───── EXTRACTED MATERIAL

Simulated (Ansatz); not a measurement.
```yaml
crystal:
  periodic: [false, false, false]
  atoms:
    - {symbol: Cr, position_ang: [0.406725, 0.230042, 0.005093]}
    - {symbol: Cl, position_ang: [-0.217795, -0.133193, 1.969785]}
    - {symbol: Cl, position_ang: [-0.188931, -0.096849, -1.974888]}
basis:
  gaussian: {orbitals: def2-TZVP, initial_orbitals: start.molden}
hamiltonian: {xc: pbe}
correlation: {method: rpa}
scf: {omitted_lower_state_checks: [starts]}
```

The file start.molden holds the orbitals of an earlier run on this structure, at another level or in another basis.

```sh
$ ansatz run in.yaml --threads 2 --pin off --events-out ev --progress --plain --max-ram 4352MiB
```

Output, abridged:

──────────

BRIEF: When the material above is given again, every line must match it exactly.

EXERCISE RESPONSE:
Simulated (Ansatz); not a measurement.
```yaml
crystal:
  periodic: [false, false, false]
  atoms:
    - {symbol: Cr, position_ang: [0.406725, 0.230042, 0.005093]}
    - {symbol: Cl, position_ang: [-0.217795, -0.133193, 1.969785]}
    - {symbol: Cl, position_ang: [-0.188931, -0.096849, -1.974888]}
basis:
  gaussian: {orbitals: def2-TZVP, initial_orbitals: start.molden}
hamiltonian: {xc: pbe}
correlation: {method: rpa}
scf: {omitted_lower_state_checks: [starts]}
```

The file start.molden holds the orbitals of an earlier run on this structure, at another level or in another basis.

```sh
$ ansatz run in.yaml --threads 2 --pin off --events-out ev --progress --plain --max-ram 4352MiB
```

Output, abridged:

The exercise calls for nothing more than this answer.